[Start of Attachment]

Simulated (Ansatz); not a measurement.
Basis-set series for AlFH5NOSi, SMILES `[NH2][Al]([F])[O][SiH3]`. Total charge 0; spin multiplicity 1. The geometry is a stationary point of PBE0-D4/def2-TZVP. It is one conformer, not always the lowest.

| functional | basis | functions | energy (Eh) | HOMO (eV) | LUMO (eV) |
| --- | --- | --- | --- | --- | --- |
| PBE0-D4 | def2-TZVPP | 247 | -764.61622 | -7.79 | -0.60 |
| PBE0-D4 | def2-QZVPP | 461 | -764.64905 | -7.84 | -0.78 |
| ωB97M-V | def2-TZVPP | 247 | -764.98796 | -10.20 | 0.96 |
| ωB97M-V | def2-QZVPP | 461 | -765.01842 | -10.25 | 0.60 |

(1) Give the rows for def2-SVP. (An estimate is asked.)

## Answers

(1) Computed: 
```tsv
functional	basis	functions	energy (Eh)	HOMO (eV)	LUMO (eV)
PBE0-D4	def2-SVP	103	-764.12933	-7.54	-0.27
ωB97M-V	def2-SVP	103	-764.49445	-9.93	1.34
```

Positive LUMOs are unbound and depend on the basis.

[End of Attachment]

## Assignment
Once the line containing "-7.84 | -0.78 |" has been retyped, stop. Begin at the first line of the material and reproduce every line up to it exactly.

## Written response
Simulated (Ansatz); not a measurement.
Basis-set series for AlFH5NOSi, SMILES `[NH2][Al]([F])[O][SiH3]`. Total charge 0; spin multiplicity 1. The geometry is a stationary point of PBE0-D4/def2-TZVP. It is one conformer, not always the lowest.

| functional | basis | functions | energy (Eh) | HOMO (eV) | LUMO (eV) |
| --- | --- | --- | --- | --- | --- |
| PBE0-D4 | def2-TZVPP | 247 | -764.61622 | -7.79 | -0.60 |
| PBE0-D4 | def2-QZVPP | 461 | -764.64905 | -7.84 | -0.78 |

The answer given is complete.